Task item:
Write out the lines from the top of the material through the line with "Cell from Materials", exactly and with nothing added.

Provided records:
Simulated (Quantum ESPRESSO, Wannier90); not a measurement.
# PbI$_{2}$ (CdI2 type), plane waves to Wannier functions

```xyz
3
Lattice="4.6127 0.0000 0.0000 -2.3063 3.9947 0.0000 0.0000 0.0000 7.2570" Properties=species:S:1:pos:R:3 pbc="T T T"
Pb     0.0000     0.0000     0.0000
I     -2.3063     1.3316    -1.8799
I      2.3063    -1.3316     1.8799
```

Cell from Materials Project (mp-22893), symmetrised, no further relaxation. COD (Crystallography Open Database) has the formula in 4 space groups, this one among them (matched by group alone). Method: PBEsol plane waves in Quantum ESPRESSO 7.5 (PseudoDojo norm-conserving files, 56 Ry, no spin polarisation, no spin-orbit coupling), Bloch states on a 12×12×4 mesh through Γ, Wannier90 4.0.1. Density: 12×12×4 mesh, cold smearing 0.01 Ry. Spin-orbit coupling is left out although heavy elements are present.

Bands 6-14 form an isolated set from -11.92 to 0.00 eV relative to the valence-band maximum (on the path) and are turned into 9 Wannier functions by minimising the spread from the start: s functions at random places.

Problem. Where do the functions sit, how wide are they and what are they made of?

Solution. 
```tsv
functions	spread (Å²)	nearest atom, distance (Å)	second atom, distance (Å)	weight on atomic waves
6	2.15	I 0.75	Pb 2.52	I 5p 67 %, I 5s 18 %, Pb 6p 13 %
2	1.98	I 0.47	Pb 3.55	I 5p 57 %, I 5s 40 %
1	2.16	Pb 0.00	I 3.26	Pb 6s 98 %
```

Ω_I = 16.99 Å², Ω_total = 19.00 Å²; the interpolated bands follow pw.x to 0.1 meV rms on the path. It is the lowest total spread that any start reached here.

Exercise solution:
Simulated (Quantum ESPRESSO, Wannier90); not a measurement.
# PbI$_{2}$ (CdI2 type), plane waves to Wannier functions

```xyz
3
Lattice="4.6127 0.0000 0.0000 -2.3063 3.9947 0.0000 0.0000 0.0000 7.2570" Properties=species:S:1:pos:R:3 pbc="T T T"
Pb     0.0000     0.0000     0.0000
I     -2.3063     1.3316    -1.8799
I      2.3063    -1.3316     1.8799
```

Cell from Materials Project (mp-22893), symmetrised, no further relaxation. COD (Crystallography Open Database) has the formula in 4 space groups, this one among them (matched by group alone). Method: PBEsol plane waves in Quantum ESPRESSO 7.5 (PseudoDojo norm-conserving files, 56 Ry, no spin polarisation, no spin-orbit coupling), Bloch states on a 12×12×4 mesh through Γ, Wannier90 4.0.1. Density: 12×12×4 mesh, cold smearing 0.01 Ry. Spin-orbit coupling is left out although heavy elements are present.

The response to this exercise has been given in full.